______
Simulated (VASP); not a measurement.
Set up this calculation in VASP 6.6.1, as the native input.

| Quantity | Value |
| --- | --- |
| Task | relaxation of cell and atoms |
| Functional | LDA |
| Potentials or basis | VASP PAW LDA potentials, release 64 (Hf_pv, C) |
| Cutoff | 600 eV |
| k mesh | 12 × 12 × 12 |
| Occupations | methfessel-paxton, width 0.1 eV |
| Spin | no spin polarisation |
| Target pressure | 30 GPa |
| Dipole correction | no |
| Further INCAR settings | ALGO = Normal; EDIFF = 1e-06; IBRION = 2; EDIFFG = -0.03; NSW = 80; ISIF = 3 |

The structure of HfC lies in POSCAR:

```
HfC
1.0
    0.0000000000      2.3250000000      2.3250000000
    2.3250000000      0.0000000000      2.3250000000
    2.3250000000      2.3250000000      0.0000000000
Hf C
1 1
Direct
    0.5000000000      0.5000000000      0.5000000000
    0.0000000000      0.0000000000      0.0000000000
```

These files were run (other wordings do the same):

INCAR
______

Repeat all of the entries exactly.

Simulated (VASP); not a measurement.
Set up this calculation in VASP 6.6.1, as the native input.

| Quantity | Value |
| --- | --- |
| Task | relaxation of cell and atoms |
| Functional | LDA |
| Potentials or basis | VASP PAW LDA potentials, release 64 (Hf_pv, C) |
| Cutoff | 600 eV |
| k mesh | 12 × 12 × 12 |
| Occupations | methfessel-paxton, width 0.1 eV |
| Spin | no spin polarisation |
| Target pressure | 30 GPa |
| Dipole correction | no |
| Further INCAR settings | ALGO = Normal; EDIFF = 1e-06; IBRION = 2; EDIFFG = -0.03; NSW = 80; ISIF = 3 |

The structure of HfC lies in POSCAR:

```
HfC
1.0
    0.0000000000      2.3250000000      2.3250000000
    2.3250000000      0.0000000000      2.3250000000
    2.3250000000      2.3250000000      0.0000000000
Hf C
1 1
Direct
    0.5000000000      0.5000000000      0.5000000000
    0.0000000000      0.0000000000      0.0000000000
```

These files were run (other wordings do the same):

INCAR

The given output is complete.